#### Assigned task
Extract each line of the data and write it out again exactly.

━━━ Dataset records

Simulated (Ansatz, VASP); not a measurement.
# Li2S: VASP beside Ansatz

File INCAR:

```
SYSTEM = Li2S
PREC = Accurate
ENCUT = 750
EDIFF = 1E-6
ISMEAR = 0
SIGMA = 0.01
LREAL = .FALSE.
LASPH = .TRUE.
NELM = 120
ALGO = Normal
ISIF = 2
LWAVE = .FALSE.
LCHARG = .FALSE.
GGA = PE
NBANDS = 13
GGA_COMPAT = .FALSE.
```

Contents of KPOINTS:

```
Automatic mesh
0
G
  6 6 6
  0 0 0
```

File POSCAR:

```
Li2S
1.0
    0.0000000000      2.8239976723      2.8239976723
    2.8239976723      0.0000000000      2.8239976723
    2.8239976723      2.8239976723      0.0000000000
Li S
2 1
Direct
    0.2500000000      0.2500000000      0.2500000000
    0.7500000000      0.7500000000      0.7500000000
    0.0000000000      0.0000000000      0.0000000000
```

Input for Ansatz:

━━━━━━

#### Exercise result
Simulated (Ansatz, VASP); not a measurement.
# Li2S: VASP beside Ansatz

File INCAR:

```
SYSTEM = Li2S
PREC = Accurate
ENCUT = 750
EDIFF = 1E-6
ISMEAR = 0
SIGMA = 0.01
LREAL = .FALSE.
LASPH = .TRUE.
NELM = 120
ALGO = Normal
ISIF = 2
LWAVE = .FALSE.
LCHARG = .FALSE.
GGA = PE
NBANDS = 13
GGA_COMPAT = .FALSE.
```

Contents of KPOINTS:

```
Automatic mesh
0
G
  6 6 6
  0 0 0
```

File POSCAR:

```
Li2S
1.0
    0.0000000000      2.8239976723      2.8239976723
    2.8239976723      0.0000000000      2.8239976723
    2.8239976723      2.8239976723      0.0000000000
Li S
2 1
Direct
    0.2500000000      0.2500000000      0.2500000000
    0.7500000000      0.7500000000      0.7500000000
    0.0000000000      0.0000000000      0.0000000000
```

Input for Ansatz:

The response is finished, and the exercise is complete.